Assigned task ▸ Send back exactly the lines from the opening line of the records below through the one with "Problem. Set up".

Extracted records ▸
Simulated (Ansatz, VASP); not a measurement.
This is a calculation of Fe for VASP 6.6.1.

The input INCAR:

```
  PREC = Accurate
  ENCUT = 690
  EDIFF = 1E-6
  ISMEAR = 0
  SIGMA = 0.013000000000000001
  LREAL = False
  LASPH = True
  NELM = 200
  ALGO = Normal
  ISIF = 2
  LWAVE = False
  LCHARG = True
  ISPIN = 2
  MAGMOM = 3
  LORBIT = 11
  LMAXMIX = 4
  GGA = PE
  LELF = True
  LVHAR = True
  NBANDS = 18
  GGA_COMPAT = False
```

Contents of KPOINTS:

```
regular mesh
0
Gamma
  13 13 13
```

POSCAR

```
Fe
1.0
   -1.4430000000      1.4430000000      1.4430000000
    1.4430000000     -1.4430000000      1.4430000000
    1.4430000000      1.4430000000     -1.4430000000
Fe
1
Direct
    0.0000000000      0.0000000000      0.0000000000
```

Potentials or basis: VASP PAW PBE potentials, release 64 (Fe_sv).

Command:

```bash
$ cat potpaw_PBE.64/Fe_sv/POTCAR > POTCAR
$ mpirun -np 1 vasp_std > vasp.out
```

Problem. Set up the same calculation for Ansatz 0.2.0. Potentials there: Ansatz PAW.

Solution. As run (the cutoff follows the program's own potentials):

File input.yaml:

Task answer ▸
Simulated (Ansatz, VASP); not a measurement.
This is a calculation of Fe for VASP 6.6.1.

The input INCAR:

```
  PREC = Accurate
  ENCUT = 690
  EDIFF = 1E-6
  ISMEAR = 0
  SIGMA = 0.013000000000000001
  LREAL = False
  LASPH = True
  NELM = 200
  ALGO = Normal
  ISIF = 2
  LWAVE = False
  LCHARG = True
  ISPIN = 2
  MAGMOM = 3
  LORBIT = 11
  LMAXMIX = 4
  GGA = PE
  LELF = True
  LVHAR = True
  NBANDS = 18
  GGA_COMPAT = False
```

Contents of KPOINTS:

```
regular mesh
0
Gamma
  13 13 13
```

POSCAR

```
Fe
1.0
   -1.4430000000      1.4430000000      1.4430000000
    1.4430000000     -1.4430000000      1.4430000000
    1.4430000000      1.4430000000     -1.4430000000
Fe
1
Direct
    0.0000000000      0.0000000000      0.0000000000
```

Potentials or basis: VASP PAW PBE potentials, release 64 (Fe_sv).

Command:

```bash
$ cat potpaw_PBE.64/Fe_sv/POTCAR > POTCAR
$ mpirun -np 1 vasp_std > vasp.out
```

Problem. Set up the same calculation for Ansatz 0.2.0. Potentials there: Ansatz PAW.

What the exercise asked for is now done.